◆ **Action item**: All lines between the start of the listing below and the line containing "Task: How do", inclusive, must be repeated exactly.

◆ **Study material**:
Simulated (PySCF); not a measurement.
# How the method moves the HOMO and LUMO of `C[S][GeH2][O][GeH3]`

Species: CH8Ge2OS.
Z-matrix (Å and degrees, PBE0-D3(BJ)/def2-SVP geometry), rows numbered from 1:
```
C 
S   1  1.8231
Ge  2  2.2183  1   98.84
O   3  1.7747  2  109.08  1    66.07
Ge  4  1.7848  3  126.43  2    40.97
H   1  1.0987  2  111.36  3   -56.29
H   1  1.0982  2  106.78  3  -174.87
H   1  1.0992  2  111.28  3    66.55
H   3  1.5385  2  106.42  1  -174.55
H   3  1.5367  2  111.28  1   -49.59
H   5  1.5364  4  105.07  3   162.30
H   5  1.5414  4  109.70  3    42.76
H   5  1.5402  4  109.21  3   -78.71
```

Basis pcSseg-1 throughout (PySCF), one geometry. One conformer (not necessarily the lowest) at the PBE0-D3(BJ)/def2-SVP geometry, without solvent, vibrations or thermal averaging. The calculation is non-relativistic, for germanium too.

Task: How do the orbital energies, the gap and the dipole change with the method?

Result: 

◆ **Exercise solution**:
Simulated (PySCF); not a measurement.
# How the method moves the HOMO and LUMO of `C[S][GeH2][O][GeH3]`

Species: CH8Ge2OS.
Z-matrix (Å and degrees, PBE0-D3(BJ)/def2-SVP geometry), rows numbered from 1:
```
C 
S   1  1.8231
Ge  2  2.2183  1   98.84
O   3  1.7747  2  109.08  1    66.07
Ge  4  1.7848  3  126.43  2    40.97
H   1  1.0987  2  111.36  3   -56.29
H   1  1.0982  2  106.78  3  -174.87
H   1  1.0992  2  111.28  3    66.55
H   3  1.5385  2  106.42  1  -174.55
H   3  1.5367  2  111.28  1   -49.59
H   5  1.5364  4  105.07  3   162.30
H   5  1.5414  4  109.70  3    42.76
H   5  1.5402  4  109.21  3   -78.71
```

Basis pcSseg-1 throughout (PySCF), one geometry. One conformer (not necessarily the lowest) at the PBE0-D3(BJ)/def2-SVP geometry, without solvent, vibrations or thermal averaging. The calculation is non-relativistic, for germanium too.

Task: How do the orbital energies, the gap and the dipole change with the method?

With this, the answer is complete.